─── AVAILABLE DATA ───

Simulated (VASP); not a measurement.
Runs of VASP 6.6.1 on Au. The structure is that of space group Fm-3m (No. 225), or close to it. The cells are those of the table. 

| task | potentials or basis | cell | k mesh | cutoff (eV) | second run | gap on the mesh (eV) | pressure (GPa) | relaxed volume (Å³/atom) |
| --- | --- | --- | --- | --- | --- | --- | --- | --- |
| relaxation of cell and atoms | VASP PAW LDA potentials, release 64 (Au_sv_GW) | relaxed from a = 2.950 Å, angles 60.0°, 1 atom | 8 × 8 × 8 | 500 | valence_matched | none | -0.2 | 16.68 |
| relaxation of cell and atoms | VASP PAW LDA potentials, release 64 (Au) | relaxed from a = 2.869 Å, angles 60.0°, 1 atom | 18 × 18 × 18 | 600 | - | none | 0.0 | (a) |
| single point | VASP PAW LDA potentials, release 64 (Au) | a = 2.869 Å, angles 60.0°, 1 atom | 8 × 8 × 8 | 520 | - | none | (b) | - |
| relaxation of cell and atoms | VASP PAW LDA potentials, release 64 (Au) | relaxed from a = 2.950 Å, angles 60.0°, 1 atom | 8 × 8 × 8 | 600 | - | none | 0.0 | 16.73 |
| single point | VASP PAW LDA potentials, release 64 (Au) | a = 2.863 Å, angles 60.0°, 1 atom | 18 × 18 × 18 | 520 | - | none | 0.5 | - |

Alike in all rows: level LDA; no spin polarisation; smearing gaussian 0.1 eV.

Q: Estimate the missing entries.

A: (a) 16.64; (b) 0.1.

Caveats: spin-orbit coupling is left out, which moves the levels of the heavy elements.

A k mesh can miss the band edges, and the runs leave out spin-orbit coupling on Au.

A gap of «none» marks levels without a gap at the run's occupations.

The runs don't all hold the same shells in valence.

───

Among the lines above, repeat exactly those from the line with "volume (Å³/atom) |" to the line with "none | 0.0 | (a) |", counting both ends.

### EXERCISE OUTPUT
| task | potentials or basis | cell | k mesh | cutoff (eV) | second run | gap on the mesh (eV) | pressure (GPa) | relaxed volume (Å³/atom) |
| --- | --- | --- | --- | --- | --- | --- | --- | --- |
| relaxation of cell and atoms | VASP PAW LDA potentials, release 64 (Au_sv_GW) | relaxed from a = 2.950 Å, angles 60.0°, 1 atom | 8 × 8 × 8 | 500 | valence_matched | none | -0.2 | 16.68 |
| relaxation of cell and atoms | VASP PAW LDA potentials, release 64 (Au) | relaxed from a = 2.869 Å, angles 60.0°, 1 atom | 18 × 18 × 18 | 600 | - | none | 0.0 | (a) |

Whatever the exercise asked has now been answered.